* **Activity**:
Below are several records. Retype exactly those lines running from the one with "Ansatz relaxed the" through the one with "waves, PAW |", end lines included, and no others.

*** Opening Data under study ***

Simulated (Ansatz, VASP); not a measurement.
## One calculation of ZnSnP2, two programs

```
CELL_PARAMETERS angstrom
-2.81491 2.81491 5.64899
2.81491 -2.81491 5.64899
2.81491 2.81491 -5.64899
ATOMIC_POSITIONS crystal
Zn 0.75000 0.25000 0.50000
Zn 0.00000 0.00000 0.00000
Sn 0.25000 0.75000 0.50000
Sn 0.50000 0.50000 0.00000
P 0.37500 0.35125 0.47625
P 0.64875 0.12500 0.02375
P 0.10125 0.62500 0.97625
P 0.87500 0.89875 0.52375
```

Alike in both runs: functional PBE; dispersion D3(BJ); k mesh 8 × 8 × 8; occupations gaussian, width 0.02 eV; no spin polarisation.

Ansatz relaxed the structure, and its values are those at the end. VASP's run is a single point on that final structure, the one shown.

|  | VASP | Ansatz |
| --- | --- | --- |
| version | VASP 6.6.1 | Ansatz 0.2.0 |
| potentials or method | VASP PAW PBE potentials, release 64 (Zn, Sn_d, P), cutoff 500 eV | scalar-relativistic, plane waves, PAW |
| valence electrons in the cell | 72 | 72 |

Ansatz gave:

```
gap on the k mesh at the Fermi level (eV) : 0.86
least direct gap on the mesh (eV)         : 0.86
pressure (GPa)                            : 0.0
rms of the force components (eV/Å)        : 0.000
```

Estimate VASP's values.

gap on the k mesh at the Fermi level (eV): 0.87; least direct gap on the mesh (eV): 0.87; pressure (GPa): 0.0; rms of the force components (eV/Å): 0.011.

*** Closing Data under study ***

* **Reply**:
Ansatz relaxed the structure, and its values are those at the end. VASP's run is a single point on that final structure, the one shown.

|  | VASP | Ansatz |
| --- | --- | --- |
| version | VASP 6.6.1 | Ansatz 0.2.0 |
| potentials or method | VASP PAW PBE potentials, release 64 (Zn, Sn_d, P), cutoff 500 eV | scalar-relativistic, plane waves, PAW |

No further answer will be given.